--- DATASET ENTRIES ---
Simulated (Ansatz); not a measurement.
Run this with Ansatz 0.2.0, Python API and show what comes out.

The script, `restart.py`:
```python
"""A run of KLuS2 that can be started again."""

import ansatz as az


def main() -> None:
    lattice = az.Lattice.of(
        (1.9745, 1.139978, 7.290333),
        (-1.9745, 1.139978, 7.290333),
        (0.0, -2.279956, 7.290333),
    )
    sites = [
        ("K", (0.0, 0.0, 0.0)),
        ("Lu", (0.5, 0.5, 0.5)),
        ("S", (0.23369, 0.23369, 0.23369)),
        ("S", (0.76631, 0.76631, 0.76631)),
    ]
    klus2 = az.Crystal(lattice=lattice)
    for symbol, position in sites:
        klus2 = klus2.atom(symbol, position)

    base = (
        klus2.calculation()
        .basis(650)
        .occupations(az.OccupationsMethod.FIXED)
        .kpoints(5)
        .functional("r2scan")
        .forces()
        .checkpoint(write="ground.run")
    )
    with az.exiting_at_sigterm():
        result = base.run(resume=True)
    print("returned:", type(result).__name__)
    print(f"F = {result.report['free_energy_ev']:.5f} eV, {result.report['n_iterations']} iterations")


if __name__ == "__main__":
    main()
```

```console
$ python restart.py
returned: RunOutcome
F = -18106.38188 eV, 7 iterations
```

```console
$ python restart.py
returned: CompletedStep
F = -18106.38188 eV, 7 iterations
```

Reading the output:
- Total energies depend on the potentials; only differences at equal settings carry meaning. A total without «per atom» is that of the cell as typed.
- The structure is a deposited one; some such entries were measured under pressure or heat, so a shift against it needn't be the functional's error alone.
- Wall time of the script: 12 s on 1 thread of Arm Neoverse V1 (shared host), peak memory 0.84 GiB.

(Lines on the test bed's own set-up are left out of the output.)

--- WORK INSTRUCTION ---
Quote exactly the first line of the entries and every line after it, stopping with the line that contains "- Wall time".

--- RESPONSE ---
Simulated (Ansatz); not a measurement.
Run this with Ansatz 0.2.0, Python API and show what comes out.

The script, `restart.py`:
```python
"""A run of KLuS2 that can be started again."""

import ansatz as az


def main() -> None:
    lattice = az.Lattice.of(
        (1.9745, 1.139978, 7.290333),
        (-1.9745, 1.139978, 7.290333),
        (0.0, -2.279956, 7.290333),
    )
    sites = [
        ("K", (0.0, 0.0, 0.0)),
        ("Lu", (0.5, 0.5, 0.5)),
        ("S", (0.23369, 0.23369, 0.23369)),
        ("S", (0.76631, 0.76631, 0.76631)),
    ]
    klus2 = az.Crystal(lattice=lattice)
    for symbol, position in sites:
        klus2 = klus2.atom(symbol, position)

    base = (
        klus2.calculation()
        .basis(650)
        .occupations(az.OccupationsMethod.FIXED)
        .kpoints(5)
        .functional("r2scan")
        .forces()
        .checkpoint(write="ground.run")
    )
    with az.exiting_at_sigterm():
        result = base.run(resume=True)
    print("returned:", type(result).__name__)
    print(f"F = {result.report['free_energy_ev']:.5f} eV, {result.report['n_iterations']} iterations")


if __name__ == "__main__":
    main()
```

```console
$ python restart.py
returned: RunOutcome
F = -18106.38188 eV, 7 iterations
```

```console
$ python restart.py
returned: CompletedStep
F = -18106.38188 eV, 7 iterations
```

Reading the output:
- Total energies depend on the potentials; only differences at equal settings carry meaning. A total without «per atom» is that of the cell as typed.
- The structure is a deposited one; some such entries were measured under pressure or heat, so a shift against it needn't be the functional's error alone.
- Wall time of the script: 12 s on 1 thread of Arm Neoverse V1 (shared host), peak memory 0.84 GiB.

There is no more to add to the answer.